------ EXERCISE DATA ------

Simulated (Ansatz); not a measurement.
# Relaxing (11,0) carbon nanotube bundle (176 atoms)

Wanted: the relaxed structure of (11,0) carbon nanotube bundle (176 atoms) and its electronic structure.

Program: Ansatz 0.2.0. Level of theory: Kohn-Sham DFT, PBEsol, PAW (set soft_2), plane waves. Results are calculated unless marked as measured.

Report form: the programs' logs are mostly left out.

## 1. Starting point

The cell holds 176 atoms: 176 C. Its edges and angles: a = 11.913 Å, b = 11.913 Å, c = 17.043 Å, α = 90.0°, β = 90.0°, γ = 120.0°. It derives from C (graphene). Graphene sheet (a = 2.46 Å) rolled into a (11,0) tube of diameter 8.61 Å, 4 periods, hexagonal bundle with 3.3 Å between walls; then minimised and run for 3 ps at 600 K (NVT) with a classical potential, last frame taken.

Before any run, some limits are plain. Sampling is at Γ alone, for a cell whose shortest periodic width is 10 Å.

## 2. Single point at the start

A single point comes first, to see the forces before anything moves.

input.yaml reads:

------

• [REQUIREMENT]: Please transcribe the material line by line, exactly, from its opening line through the line that contains "## 1. Starting point".

• [ANSWER BOX]:
Simulated (Ansatz); not a measurement.
# Relaxing (11,0) carbon nanotube bundle (176 atoms)

Wanted: the relaxed structure of (11,0) carbon nanotube bundle (176 atoms) and its electronic structure.

Program: Ansatz 0.2.0. Level of theory: Kohn-Sham DFT, PBEsol, PAW (set soft_2), plane waves. Results are calculated unless marked as measured.

Report form: the programs' logs are mostly left out.

## 1. Starting point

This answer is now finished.